Set down, exactly, every line from the top of the listing through the one holding "## (1) Set-up".

──────

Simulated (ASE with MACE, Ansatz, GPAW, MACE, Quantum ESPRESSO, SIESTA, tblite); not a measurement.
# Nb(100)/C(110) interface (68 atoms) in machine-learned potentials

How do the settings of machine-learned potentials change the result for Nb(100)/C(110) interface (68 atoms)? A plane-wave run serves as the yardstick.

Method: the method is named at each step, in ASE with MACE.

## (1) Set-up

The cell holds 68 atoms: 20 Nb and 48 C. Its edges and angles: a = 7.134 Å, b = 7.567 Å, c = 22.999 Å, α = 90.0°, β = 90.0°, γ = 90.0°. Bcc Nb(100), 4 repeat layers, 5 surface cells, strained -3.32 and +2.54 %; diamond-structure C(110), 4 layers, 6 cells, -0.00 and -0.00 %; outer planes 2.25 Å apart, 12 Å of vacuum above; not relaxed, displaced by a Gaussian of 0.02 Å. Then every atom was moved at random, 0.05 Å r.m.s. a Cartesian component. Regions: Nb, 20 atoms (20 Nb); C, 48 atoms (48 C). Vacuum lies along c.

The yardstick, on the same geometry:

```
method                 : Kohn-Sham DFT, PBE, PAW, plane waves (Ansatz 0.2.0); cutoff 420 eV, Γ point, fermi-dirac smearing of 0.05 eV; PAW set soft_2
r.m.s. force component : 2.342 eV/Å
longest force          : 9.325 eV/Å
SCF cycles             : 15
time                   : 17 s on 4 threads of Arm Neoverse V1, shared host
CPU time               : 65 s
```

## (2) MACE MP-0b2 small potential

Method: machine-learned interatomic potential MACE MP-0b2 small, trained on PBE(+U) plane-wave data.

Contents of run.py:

──────

> **YOUR RESPONSE**
Simulated (ASE with MACE, Ansatz, GPAW, MACE, Quantum ESPRESSO, SIESTA, tblite); not a measurement.
# Nb(100)/C(110) interface (68 atoms) in machine-learned potentials

How do the settings of machine-learned potentials change the result for Nb(100)/C(110) interface (68 atoms)? A plane-wave run serves as the yardstick.

Method: the method is named at each step, in ASE with MACE.

## (1) Set-up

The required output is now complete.